'''
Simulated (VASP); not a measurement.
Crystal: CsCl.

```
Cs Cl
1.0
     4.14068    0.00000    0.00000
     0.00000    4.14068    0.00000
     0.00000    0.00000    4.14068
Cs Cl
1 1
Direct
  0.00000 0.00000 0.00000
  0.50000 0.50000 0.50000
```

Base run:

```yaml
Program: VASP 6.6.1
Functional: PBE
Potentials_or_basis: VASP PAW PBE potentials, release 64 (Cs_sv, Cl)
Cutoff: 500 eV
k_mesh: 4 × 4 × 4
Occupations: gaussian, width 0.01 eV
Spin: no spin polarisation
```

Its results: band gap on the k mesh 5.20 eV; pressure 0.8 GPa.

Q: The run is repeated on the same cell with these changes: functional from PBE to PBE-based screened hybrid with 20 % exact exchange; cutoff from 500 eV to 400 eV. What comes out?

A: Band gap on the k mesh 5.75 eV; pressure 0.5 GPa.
'''

__Assignment__: Retype the records that precede this task, keeping them exactly the same.

__Task answer__:
Simulated (VASP); not a measurement.
Crystal: CsCl.

```
Cs Cl
1.0
     4.14068    0.00000    0.00000
     0.00000    4.14068    0.00000
     0.00000    0.00000    4.14068
Cs Cl
1 1
Direct
  0.00000 0.00000 0.00000
  0.50000 0.50000 0.50000
```

Base run:

```yaml
Program: VASP 6.6.1
Functional: PBE
Potentials_or_basis: VASP PAW PBE potentials, release 64 (Cs_sv, Cl)
Cutoff: 500 eV
k_mesh: 4 × 4 × 4
Occupations: gaussian, width 0.01 eV
Spin: no spin polarisation
```

Its results: band gap on the k mesh 5.20 eV; pressure 0.8 GPa.

Q: The run is repeated on the same cell with these changes: functional from PBE to PBE-based screened hybrid with 20 % exact exchange; cutoff from 500 eV to 400 eV. What comes out?

A: Band gap on the k mesh 5.75 eV; pressure 0.5 GPa.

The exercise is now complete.